» WORK ORDER
Below are records to be repeated in full. Give them exactly.

» SUPPLIED RECORDS
★ ★ ★ ★

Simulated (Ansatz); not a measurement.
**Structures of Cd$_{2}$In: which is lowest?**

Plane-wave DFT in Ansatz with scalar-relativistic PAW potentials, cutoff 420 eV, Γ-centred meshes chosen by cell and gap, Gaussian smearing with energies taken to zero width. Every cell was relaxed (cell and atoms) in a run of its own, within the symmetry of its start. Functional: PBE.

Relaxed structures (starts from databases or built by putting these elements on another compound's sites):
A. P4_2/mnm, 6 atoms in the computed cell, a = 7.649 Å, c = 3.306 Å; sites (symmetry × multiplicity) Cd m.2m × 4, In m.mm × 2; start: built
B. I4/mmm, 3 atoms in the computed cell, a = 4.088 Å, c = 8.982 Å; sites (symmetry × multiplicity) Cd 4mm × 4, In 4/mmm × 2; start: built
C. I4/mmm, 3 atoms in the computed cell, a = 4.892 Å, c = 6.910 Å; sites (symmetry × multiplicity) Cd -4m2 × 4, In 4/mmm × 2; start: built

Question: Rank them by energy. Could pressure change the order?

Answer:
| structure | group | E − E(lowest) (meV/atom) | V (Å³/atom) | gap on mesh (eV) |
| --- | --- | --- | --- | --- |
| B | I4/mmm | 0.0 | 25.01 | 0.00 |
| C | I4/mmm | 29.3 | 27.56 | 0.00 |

★ ★ ★ ★

» EXERCISE ANSWER
Simulated (Ansatz); not a measurement.
**Structures of Cd$_{2}$In: which is lowest?**

Plane-wave DFT in Ansatz with scalar-relativistic PAW potentials, cutoff 420 eV, Γ-centred meshes chosen by cell and gap, Gaussian smearing with energies taken to zero width. Every cell was relaxed (cell and atoms) in a run of its own, within the symmetry of its start. Functional: PBE.

Relaxed structures (starts from databases or built by putting these elements on another compound's sites):
A. P4_2/mnm, 6 atoms in the computed cell, a = 7.649 Å, c = 3.306 Å; sites (symmetry × multiplicity) Cd m.2m × 4, In m.mm × 2; start: built
B. I4/mmm, 3 atoms in the computed cell, a = 4.088 Å, c = 8.982 Å; sites (symmetry × multiplicity) Cd 4mm × 4, In 4/mmm × 2; start: built
C. I4/mmm, 3 atoms in the computed cell, a = 4.892 Å, c = 6.910 Å; sites (symmetry × multiplicity) Cd -4m2 × 4, In 4/mmm × 2; start: built

Question: Rank them by energy. Could pressure change the order?

Answer:
| structure | group | E − E(lowest) (meV/atom) | V (Å³/atom) | gap on mesh (eV) |
| --- | --- | --- | --- | --- |
| B | I4/mmm | 0.0 | 25.01 | 0.00 |
| C | I4/mmm | 29.3 | 27.56 | 0.00 |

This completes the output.